- [Exercise] Write out the whole listing, matching it exactly.

- [Supplied material]
--------------------------------
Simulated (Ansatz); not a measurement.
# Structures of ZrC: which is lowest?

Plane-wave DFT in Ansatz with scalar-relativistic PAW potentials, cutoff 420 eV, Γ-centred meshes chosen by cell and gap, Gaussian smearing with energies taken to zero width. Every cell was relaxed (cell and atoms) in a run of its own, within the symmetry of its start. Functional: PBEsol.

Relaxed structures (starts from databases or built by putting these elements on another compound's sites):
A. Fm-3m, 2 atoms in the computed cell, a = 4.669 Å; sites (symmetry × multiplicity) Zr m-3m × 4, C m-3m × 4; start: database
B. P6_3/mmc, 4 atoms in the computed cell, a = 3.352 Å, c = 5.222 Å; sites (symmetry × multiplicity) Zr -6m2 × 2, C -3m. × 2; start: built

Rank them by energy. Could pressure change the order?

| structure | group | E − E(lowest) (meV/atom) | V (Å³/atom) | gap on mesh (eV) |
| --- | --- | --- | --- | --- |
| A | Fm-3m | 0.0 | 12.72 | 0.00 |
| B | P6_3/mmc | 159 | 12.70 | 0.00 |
--------------------------------

- [Problem solution]
Simulated (Ansatz); not a measurement.
# Structures of ZrC: which is lowest?

Plane-wave DFT in Ansatz with scalar-relativistic PAW potentials, cutoff 420 eV, Γ-centred meshes chosen by cell and gap, Gaussian smearing with energies taken to zero width. Every cell was relaxed (cell and atoms) in a run of its own, within the symmetry of its start. Functional: PBEsol.

Relaxed structures (starts from databases or built by putting these elements on another compound's sites):
A. Fm-3m, 2 atoms in the computed cell, a = 4.669 Å; sites (symmetry × multiplicity) Zr m-3m × 4, C m-3m × 4; start: database
B. P6_3/mmc, 4 atoms in the computed cell, a = 3.352 Å, c = 5.222 Å; sites (symmetry × multiplicity) Zr -6m2 × 2, C -3m. × 2; start: built

Rank them by energy. Could pressure change the order?

| structure | group | E − E(lowest) (meV/atom) | V (Å³/atom) | gap on mesh (eV) |
| --- | --- | --- | --- | --- |
| A | Fm-3m | 0.0 | 12.72 | 0.00 |
| B | P6_3/mmc | 159 | 12.70 | 0.00 |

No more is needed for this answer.